________________________________________

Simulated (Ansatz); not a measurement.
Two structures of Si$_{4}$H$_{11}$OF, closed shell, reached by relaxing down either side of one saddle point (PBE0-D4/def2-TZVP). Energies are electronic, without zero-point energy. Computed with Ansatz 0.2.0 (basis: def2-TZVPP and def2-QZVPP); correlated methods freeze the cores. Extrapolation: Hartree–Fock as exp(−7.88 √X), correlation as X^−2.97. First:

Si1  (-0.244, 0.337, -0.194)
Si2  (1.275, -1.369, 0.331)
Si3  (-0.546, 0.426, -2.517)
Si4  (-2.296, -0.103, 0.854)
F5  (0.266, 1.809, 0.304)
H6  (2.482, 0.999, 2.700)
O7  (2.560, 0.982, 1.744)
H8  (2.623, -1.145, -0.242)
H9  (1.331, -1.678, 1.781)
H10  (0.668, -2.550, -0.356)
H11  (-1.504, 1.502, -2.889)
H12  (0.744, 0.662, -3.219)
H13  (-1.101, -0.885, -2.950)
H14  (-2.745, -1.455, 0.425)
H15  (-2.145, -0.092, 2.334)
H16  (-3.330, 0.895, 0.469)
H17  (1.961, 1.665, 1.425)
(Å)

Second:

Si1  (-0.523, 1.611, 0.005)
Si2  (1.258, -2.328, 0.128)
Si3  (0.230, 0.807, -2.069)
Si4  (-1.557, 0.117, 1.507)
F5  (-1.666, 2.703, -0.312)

________________________________________

In full and word for word, give the listing above again.

Simulated (Ansatz); not a measurement.
Two structures of Si$_{4}$H$_{11}$OF, closed shell, reached by relaxing down either side of one saddle point (PBE0-D4/def2-TZVP). Energies are electronic, without zero-point energy. Computed with Ansatz 0.2.0 (basis: def2-TZVPP and def2-QZVPP); correlated methods freeze the cores. Extrapolation: Hartree–Fock as exp(−7.88 √X), correlation as X^−2.97. First:

Si1  (-0.244, 0.337, -0.194)
Si2  (1.275, -1.369, 0.331)
Si3  (-0.546, 0.426, -2.517)
Si4  (-2.296, -0.103, 0.854)
F5  (0.266, 1.809, 0.304)
H6  (2.482, 0.999, 2.700)
O7  (2.560, 0.982, 1.744)
H8  (2.623, -1.145, -0.242)
H9  (1.331, -1.678, 1.781)
H10  (0.668, -2.550, -0.356)
H11  (-1.504, 1.502, -2.889)
H12  (0.744, 0.662, -3.219)
H13  (-1.101, -0.885, -2.950)
H14  (-2.745, -1.455, 0.425)
H15  (-2.145, -0.092, 2.334)
H16  (-3.330, 0.895, 0.469)
H17  (1.961, 1.665, 1.425)
(Å)

Second:

Si1  (-0.523, 1.611, 0.005)
Si2  (1.258, -2.328, 0.128)
Si3  (0.230, 0.807, -2.069)
Si4  (-1.557, 0.117, 1.507)
F5  (-1.666, 2.703, -0.312)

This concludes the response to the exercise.